____ SUPPLIED MATERIAL

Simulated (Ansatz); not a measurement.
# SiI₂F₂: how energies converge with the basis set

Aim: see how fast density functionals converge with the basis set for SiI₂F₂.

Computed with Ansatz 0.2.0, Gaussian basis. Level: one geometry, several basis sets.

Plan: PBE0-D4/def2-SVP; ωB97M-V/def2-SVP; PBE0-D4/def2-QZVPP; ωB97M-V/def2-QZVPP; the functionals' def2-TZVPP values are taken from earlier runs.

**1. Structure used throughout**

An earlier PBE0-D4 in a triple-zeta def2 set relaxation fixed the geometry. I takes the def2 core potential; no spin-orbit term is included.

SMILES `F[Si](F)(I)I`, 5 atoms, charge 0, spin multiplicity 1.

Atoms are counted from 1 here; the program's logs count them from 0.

________

For this exercise, please copy exactly the lines of the material above from its first line through the line where "spin multiplicity 1." appears.

Simulated (Ansatz); not a measurement.
# SiI₂F₂: how energies converge with the basis set

Aim: see how fast density functionals converge with the basis set for SiI₂F₂.

Computed with Ansatz 0.2.0, Gaussian basis. Level: one geometry, several basis sets.

Plan: PBE0-D4/def2-SVP; ωB97M-V/def2-SVP; PBE0-D4/def2-QZVPP; ωB97M-V/def2-QZVPP; the functionals' def2-TZVPP values are taken from earlier runs.

**1. Structure used throughout**

An earlier PBE0-D4 in a triple-zeta def2 set relaxation fixed the geometry. I takes the def2 core potential; no spin-orbit term is included.

SMILES `F[Si](F)(I)I`, 5 atoms, charge 0, spin multiplicity 1.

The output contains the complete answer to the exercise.